WORK ITEM:
Print the full listing below exactly, keeping every character as it stands.

PROVIDED MATERIAL:
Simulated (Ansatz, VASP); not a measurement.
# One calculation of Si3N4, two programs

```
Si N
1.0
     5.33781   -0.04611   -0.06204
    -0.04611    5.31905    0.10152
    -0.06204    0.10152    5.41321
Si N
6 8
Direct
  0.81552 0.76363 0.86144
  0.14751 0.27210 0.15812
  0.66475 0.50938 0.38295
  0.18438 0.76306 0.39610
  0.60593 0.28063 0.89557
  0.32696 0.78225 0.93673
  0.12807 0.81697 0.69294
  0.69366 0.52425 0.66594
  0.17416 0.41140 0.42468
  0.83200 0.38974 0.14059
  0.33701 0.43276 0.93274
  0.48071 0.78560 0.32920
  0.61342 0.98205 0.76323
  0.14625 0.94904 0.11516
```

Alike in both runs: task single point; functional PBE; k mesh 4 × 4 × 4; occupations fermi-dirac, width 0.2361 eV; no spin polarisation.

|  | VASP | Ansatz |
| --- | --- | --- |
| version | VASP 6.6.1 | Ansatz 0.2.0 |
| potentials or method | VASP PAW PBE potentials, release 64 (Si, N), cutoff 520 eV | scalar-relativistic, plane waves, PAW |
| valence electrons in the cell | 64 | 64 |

PROBLEM SOLUTION:
Simulated (Ansatz, VASP); not a measurement.
# One calculation of Si3N4, two programs

```
Si N
1.0
     5.33781   -0.04611   -0.06204
    -0.04611    5.31905    0.10152
    -0.06204    0.10152    5.41321
Si N
6 8
Direct
  0.81552 0.76363 0.86144
  0.14751 0.27210 0.15812
  0.66475 0.50938 0.38295
  0.18438 0.76306 0.39610
  0.60593 0.28063 0.89557
  0.32696 0.78225 0.93673
  0.12807 0.81697 0.69294
  0.69366 0.52425 0.66594
  0.17416 0.41140 0.42468
  0.83200 0.38974 0.14059
  0.33701 0.43276 0.93274
  0.48071 0.78560 0.32920
  0.61342 0.98205 0.76323
  0.14625 0.94904 0.11516
```

Alike in both runs: task single point; functional PBE; k mesh 4 × 4 × 4; occupations fermi-dirac, width 0.2361 eV; no spin polarisation.

|  | VASP | Ansatz |
| --- | --- | --- |
| version | VASP 6.6.1 | Ansatz 0.2.0 |
| potentials or method | VASP PAW PBE potentials, release 64 (Si, N), cutoff 520 eV | scalar-relativistic, plane waves, PAW |
| valence electrons in the cell | 64 | 64 |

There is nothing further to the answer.